DATA TO EXAMINE
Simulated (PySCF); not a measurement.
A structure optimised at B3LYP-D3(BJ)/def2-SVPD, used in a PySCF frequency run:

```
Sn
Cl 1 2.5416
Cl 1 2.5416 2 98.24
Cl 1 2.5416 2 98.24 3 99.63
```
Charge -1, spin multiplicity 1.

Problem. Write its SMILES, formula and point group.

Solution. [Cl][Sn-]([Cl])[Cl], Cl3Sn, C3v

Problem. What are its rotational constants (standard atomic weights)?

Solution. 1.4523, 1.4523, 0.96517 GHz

ACTIVITY
Find the line with "A structure optimised" in the material above. Reproduce it and each line after it up to and including the line with "Problem. What are".

ANSWER AREA
A structure optimised at B3LYP-D3(BJ)/def2-SVPD, used in a PySCF frequency run:

```
Sn
Cl 1 2.5416
Cl 1 2.5416 2 98.24
Cl 1 2.5416 2 98.24 3 99.63
```
Charge -1, spin multiplicity 1.

Problem. Write its SMILES, formula and point group.

Solution. [Cl][Sn-]([Cl])[Cl], Cl3Sn, C3v

Problem. What are its rotational constants (standard atomic weights)?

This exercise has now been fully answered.